GIVEN RECORDS: Begin

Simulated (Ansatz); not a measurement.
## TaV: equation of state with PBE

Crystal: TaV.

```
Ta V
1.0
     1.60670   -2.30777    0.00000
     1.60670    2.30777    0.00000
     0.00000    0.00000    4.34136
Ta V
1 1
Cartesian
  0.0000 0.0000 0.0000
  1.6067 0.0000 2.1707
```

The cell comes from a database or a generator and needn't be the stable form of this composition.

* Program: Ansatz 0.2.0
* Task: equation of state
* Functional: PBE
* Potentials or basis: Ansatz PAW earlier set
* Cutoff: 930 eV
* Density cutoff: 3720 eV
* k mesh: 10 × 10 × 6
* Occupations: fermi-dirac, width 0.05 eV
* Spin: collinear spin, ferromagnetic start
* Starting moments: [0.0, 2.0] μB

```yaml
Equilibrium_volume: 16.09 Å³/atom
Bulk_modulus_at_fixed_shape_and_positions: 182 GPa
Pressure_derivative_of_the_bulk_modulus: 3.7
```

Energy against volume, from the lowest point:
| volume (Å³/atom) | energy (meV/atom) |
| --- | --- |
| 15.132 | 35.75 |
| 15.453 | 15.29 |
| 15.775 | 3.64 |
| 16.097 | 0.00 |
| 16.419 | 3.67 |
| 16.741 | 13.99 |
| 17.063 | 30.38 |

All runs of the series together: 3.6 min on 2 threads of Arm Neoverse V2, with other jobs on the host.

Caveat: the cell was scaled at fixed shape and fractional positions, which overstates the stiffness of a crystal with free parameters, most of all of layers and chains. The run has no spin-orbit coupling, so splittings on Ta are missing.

GIVEN RECORDS: End

## [ACTION ITEM]
Lines from the first one above through the line containing "All runs of" are to be retyped exactly, both included, and nothing more.

## [TASK OUTPUT]
Simulated (Ansatz); not a measurement.
## TaV: equation of state with PBE

Crystal: TaV.

```
Ta V
1.0
     1.60670   -2.30777    0.00000
     1.60670    2.30777    0.00000
     0.00000    0.00000    4.34136
Ta V
1 1
Cartesian
  0.0000 0.0000 0.0000
  1.6067 0.0000 2.1707
```

The cell comes from a database or a generator and needn't be the stable form of this composition.

* Program: Ansatz 0.2.0
* Task: equation of state
* Functional: PBE
* Potentials or basis: Ansatz PAW earlier set
* Cutoff: 930 eV
* Density cutoff: 3720 eV
* k mesh: 10 × 10 × 6
* Occupations: fermi-dirac, width 0.05 eV
* Spin: collinear spin, ferromagnetic start
* Starting moments: [0.0, 2.0] μB

```yaml
Equilibrium_volume: 16.09 Å³/atom
Bulk_modulus_at_fixed_shape_and_positions: 182 GPa
Pressure_derivative_of_the_bulk_modulus: 3.7
```

Energy against volume, from the lowest point:
| volume (Å³/atom) | energy (meV/atom) |
| --- | --- |
| 15.132 | 35.75 |
| 15.453 | 15.29 |
| 15.775 | 3.64 |
| 16.097 | 0.00 |
| 16.419 | 3.67 |
| 16.741 | 13.99 |
| 17.063 | 30.38 |

All runs of the series together: 3.6 min on 2 threads of Arm Neoverse V2, with other jobs on the host.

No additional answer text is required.